→ ACTIVITY
Exactly as written, transcribe each line of the listing.

→ DATASET CONTENT
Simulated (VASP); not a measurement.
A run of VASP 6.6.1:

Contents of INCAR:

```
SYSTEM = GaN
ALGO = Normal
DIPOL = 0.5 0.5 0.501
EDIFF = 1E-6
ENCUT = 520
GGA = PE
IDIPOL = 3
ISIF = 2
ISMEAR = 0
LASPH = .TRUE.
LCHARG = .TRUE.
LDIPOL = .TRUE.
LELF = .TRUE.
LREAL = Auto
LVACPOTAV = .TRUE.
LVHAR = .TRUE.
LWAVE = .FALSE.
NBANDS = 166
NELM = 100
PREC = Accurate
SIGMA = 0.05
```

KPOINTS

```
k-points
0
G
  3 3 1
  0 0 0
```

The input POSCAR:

→ EXERCISE OUTPUT
Simulated (VASP); not a measurement.
A run of VASP 6.6.1:

Contents of INCAR:

```
SYSTEM = GaN
ALGO = Normal
DIPOL = 0.5 0.5 0.501
EDIFF = 1E-6
ENCUT = 520
GGA = PE
IDIPOL = 3
ISIF = 2
ISMEAR = 0
LASPH = .TRUE.
LCHARG = .TRUE.
LDIPOL = .TRUE.
LELF = .TRUE.
LREAL = Auto
LVACPOTAV = .TRUE.
LVHAR = .TRUE.
LWAVE = .FALSE.
NBANDS = 166
NELM = 100
PREC = Accurate
SIGMA = 0.05
```

KPOINTS

```
k-points
0
G
  3 3 1
  0 0 0
```

The input POSCAR:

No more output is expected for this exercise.